| WORK ITEM |
Could you set down exactly the lines of the data below, starting at the one that holds "120 | rgkmax 8 |" and ending at the one that holds "3.5 1/bohr |", both included, and only those?

| DATA FOR REVIEW |
╭──

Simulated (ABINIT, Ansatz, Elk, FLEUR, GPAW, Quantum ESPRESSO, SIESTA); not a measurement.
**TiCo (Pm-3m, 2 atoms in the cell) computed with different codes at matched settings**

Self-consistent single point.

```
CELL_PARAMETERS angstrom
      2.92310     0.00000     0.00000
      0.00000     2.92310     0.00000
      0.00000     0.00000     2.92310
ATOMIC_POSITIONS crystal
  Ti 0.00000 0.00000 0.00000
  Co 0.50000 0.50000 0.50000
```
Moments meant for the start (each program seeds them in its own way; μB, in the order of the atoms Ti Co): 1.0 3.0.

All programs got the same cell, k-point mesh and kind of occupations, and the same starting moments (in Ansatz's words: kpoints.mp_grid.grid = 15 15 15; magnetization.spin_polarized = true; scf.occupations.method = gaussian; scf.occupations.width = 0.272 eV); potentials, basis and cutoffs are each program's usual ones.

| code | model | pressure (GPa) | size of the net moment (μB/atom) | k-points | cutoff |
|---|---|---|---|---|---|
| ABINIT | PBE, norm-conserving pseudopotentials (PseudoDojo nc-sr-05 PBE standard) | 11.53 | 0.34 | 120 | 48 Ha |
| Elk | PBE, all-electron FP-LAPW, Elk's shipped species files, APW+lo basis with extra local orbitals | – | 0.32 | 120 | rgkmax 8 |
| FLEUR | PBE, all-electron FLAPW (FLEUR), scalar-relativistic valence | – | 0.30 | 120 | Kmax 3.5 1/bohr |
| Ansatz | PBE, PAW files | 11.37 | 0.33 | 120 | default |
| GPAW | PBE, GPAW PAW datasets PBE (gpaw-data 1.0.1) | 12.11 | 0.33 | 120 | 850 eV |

╰──

| TASK RESULT |
| Elk | PBE, all-electron FP-LAPW, Elk's shipped species files, APW+lo basis with extra local orbitals | – | 0.32 | 120 | rgkmax 8 |
| FLEUR | PBE, all-electron FLAPW (FLEUR), scalar-relativistic valence | – | 0.30 | 120 | Kmax 3.5 1/bohr |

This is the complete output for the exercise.